========

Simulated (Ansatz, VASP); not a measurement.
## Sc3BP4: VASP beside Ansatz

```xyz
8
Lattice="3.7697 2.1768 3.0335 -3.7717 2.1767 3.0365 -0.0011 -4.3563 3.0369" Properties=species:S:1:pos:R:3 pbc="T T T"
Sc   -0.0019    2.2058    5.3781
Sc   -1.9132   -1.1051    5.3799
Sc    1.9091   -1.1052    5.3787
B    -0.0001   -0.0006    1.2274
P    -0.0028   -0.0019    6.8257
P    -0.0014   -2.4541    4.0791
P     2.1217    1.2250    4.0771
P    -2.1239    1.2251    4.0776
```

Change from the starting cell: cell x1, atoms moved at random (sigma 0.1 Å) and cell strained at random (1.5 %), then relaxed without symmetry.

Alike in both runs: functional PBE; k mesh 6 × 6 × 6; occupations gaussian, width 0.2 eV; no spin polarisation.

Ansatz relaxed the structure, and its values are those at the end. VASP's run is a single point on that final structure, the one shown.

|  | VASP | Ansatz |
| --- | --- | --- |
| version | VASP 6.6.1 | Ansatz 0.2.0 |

========

**Work item:**
Please output the full listing, keeping every character the same.

**Task answer:**
Simulated (Ansatz, VASP); not a measurement.
## Sc3BP4: VASP beside Ansatz

```xyz
8
Lattice="3.7697 2.1768 3.0335 -3.7717 2.1767 3.0365 -0.0011 -4.3563 3.0369" Properties=species:S:1:pos:R:3 pbc="T T T"
Sc   -0.0019    2.2058    5.3781
Sc   -1.9132   -1.1051    5.3799
Sc    1.9091   -1.1052    5.3787
B    -0.0001   -0.0006    1.2274
P    -0.0028   -0.0019    6.8257
P    -0.0014   -2.4541    4.0791
P     2.1217    1.2250    4.0771
P    -2.1239    1.2251    4.0776
```

Change from the starting cell: cell x1, atoms moved at random (sigma 0.1 Å) and cell strained at random (1.5 %), then relaxed without symmetry.

Alike in both runs: functional PBE; k mesh 6 × 6 × 6; occupations gaussian, width 0.2 eV; no spin polarisation.

Ansatz relaxed the structure, and its values are those at the end. VASP's run is a single point on that final structure, the one shown.

|  | VASP | Ansatz |
| --- | --- | --- |
| version | VASP 6.6.1 | Ansatz 0.2.0 |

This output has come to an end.